__Data shown__.
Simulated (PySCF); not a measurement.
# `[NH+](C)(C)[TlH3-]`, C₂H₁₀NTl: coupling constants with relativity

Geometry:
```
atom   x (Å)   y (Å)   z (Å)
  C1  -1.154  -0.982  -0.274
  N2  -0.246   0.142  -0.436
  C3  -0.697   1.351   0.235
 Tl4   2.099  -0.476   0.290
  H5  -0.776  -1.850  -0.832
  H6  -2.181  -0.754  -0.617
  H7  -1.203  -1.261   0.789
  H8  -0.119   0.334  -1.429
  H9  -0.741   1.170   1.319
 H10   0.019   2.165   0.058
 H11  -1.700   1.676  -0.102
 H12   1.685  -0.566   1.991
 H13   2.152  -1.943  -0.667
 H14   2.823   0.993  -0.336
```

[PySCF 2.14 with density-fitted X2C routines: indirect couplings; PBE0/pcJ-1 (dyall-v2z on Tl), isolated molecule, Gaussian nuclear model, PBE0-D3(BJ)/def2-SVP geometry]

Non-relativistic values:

__Work item__. Repeat the material exactly. Every line should match.

__Task result__.
Simulated (PySCF); not a measurement.
# `[NH+](C)(C)[TlH3-]`, C₂H₁₀NTl: coupling constants with relativity

Geometry:
```
atom   x (Å)   y (Å)   z (Å)
  C1  -1.154  -0.982  -0.274
  N2  -0.246   0.142  -0.436
  C3  -0.697   1.351   0.235
 Tl4   2.099  -0.476   0.290
  H5  -0.776  -1.850  -0.832
  H6  -2.181  -0.754  -0.617
  H7  -1.203  -1.261   0.789
  H8  -0.119   0.334  -1.429
  H9  -0.741   1.170   1.319
 H10   0.019   2.165   0.058
 H11  -1.700   1.676  -0.102
 H12   1.685  -0.566   1.991
 H13   2.152  -1.943  -0.667
 H14   2.823   0.993  -0.336
```

[PySCF 2.14 with density-fitted X2C routines: indirect couplings; PBE0/pcJ-1 (dyall-v2z on Tl), isolated molecule, Gaussian nuclear model, PBE0-D3(BJ)/def2-SVP geometry]

Non-relativistic values:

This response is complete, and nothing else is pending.